_WORK ORDER:_
Exactly reproduce the lines from the top of the entries below through the line containing "## (1) The cell of the first run", with both ends included.

+++++

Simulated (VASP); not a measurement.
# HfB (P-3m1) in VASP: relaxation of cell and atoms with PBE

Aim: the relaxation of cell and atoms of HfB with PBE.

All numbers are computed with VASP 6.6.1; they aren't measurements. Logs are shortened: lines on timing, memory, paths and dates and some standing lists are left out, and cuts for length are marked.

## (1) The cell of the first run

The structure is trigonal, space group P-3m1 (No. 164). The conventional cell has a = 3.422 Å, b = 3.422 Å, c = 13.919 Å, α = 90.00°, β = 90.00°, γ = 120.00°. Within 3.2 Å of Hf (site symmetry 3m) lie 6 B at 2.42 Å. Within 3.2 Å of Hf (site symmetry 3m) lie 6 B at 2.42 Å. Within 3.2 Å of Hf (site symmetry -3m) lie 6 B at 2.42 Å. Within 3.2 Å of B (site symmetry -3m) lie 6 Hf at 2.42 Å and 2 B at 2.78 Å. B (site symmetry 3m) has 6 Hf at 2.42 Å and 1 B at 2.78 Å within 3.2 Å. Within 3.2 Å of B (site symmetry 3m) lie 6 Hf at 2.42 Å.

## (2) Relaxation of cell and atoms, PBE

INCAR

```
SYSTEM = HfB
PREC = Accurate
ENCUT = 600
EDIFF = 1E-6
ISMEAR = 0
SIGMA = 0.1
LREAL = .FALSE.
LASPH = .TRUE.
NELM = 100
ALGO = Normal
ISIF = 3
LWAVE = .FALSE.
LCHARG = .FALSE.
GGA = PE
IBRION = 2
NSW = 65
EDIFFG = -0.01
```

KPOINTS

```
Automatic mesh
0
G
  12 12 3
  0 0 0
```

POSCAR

+++++

_EXPECTED ANSWER:_
Simulated (VASP); not a measurement.
# HfB (P-3m1) in VASP: relaxation of cell and atoms with PBE

Aim: the relaxation of cell and atoms of HfB with PBE.

All numbers are computed with VASP 6.6.1; they aren't measurements. Logs are shortened: lines on timing, memory, paths and dates and some standing lists are left out, and cuts for length are marked.

## (1) The cell of the first run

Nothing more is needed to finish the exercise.